——

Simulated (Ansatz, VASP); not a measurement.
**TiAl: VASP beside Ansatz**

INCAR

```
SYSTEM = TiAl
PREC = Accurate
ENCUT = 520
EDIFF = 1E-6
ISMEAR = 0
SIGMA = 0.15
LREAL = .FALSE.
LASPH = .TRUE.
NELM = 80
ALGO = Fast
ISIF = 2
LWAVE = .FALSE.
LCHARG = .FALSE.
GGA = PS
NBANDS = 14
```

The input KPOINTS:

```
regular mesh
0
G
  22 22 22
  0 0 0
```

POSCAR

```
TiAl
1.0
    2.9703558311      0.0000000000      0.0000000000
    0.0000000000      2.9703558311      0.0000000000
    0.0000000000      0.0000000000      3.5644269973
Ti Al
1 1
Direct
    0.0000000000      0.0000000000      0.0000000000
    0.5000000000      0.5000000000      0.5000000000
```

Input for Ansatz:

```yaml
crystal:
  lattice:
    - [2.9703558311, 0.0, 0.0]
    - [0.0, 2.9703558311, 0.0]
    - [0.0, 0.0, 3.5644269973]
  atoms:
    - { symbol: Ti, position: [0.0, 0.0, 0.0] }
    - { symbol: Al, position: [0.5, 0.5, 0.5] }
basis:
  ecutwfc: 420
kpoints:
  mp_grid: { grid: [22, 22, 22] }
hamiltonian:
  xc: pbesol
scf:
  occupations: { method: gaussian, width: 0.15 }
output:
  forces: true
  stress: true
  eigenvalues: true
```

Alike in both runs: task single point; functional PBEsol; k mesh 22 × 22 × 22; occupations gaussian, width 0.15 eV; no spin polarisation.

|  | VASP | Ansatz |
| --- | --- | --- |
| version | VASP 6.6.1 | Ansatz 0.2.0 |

——

Task item :: Write out the material again, matching every line.

Exercise response ::
Simulated (Ansatz, VASP); not a measurement.
**TiAl: VASP beside Ansatz**

INCAR

```
SYSTEM = TiAl
PREC = Accurate
ENCUT = 520
EDIFF = 1E-6
ISMEAR = 0
SIGMA = 0.15
LREAL = .FALSE.
LASPH = .TRUE.
NELM = 80
ALGO = Fast
ISIF = 2
LWAVE = .FALSE.
LCHARG = .FALSE.
GGA = PS
NBANDS = 14
```

The input KPOINTS:

```
regular mesh
0
G
  22 22 22
  0 0 0
```

POSCAR

```
TiAl
1.0
    2.9703558311      0.0000000000      0.0000000000
    0.0000000000      2.9703558311      0.0000000000
    0.0000000000      0.0000000000      3.5644269973
Ti Al
1 1
Direct
    0.0000000000      0.0000000000      0.0000000000
    0.5000000000      0.5000000000      0.5000000000
```

Input for Ansatz:

```yaml
crystal:
  lattice:
    - [2.9703558311, 0.0, 0.0]
    - [0.0, 2.9703558311, 0.0]
    - [0.0, 0.0, 3.5644269973]
  atoms:
    - { symbol: Ti, position: [0.0, 0.0, 0.0] }
    - { symbol: Al, position: [0.5, 0.5, 0.5] }
basis:
  ecutwfc: 420
kpoints:
  mp_grid: { grid: [22, 22, 22] }
hamiltonian:
  xc: pbesol
scf:
  occupations: { method: gaussian, width: 0.15 }
output:
  forces: true
  stress: true
  eigenvalues: true
```

Alike in both runs: task single point; functional PBEsol; k mesh 22 × 22 × 22; occupations gaussian, width 0.15 eV; no spin polarisation.

|  | VASP | Ansatz |
| --- | --- | --- |
| version | VASP 6.6.1 | Ansatz 0.2.0 |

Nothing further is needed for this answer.